■ **Entries supplied**
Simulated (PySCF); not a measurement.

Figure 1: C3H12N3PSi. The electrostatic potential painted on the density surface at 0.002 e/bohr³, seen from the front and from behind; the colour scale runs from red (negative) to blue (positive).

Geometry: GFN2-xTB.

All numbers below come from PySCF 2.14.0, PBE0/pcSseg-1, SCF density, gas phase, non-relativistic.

■ **Work task**
Nothing should be returned except the lines from the first line of the data above through the line with "Geometry: GFN2-xTB.", each one exact.

■ **Exercise response**
Simulated (PySCF); not a measurement.

Figure 1: C3H12N3PSi. The electrostatic potential painted on the density surface at 0.002 e/bohr³, seen from the front and from behind; the colour scale runs from red (negative) to blue (positive).

Geometry: GFN2-xTB.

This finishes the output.